════════════════
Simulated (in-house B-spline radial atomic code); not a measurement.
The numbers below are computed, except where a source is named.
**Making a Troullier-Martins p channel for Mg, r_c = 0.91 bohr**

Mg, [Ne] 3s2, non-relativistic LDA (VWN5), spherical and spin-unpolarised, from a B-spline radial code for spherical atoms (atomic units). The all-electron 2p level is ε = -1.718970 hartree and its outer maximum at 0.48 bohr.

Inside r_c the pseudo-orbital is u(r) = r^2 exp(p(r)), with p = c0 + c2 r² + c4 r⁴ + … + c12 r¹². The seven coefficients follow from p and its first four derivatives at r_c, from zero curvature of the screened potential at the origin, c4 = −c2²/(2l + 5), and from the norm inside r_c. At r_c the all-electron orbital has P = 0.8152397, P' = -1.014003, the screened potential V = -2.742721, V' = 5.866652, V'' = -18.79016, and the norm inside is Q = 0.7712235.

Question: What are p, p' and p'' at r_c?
════════════════

**Work request**
Would you repeat all the material exactly as it is shown?

**Task result**
Simulated (in-house B-spline radial atomic code); not a measurement.
The numbers below are computed, except where a source is named.
**Making a Troullier-Martins p channel for Mg, r_c = 0.91 bohr**

Mg, [Ne] 3s2, non-relativistic LDA (VWN5), spherical and spin-unpolarised, from a B-spline radial code for spherical atoms (atomic units). The all-electron 2p level is ε = -1.718970 hartree and its outer maximum at 0.48 bohr.

Inside r_c the pseudo-orbital is u(r) = r^2 exp(p(r)), with p = c0 + c2 r² + c4 r⁴ + … + c12 r¹². The seven coefficients follow from p and its first four derivatives at r_c, from zero curvature of the screened potential at the origin, c4 = −c2²/(2l + 5), and from the norm inside r_c. At r_c the all-electron orbital has P = 0.8152397, P' = -1.014003, the screened potential V = -2.742721, V' = 5.866652, V'' = -18.79016, and the norm inside is Q = 0.7712235.

Question: What are p, p' and p'' at r_c?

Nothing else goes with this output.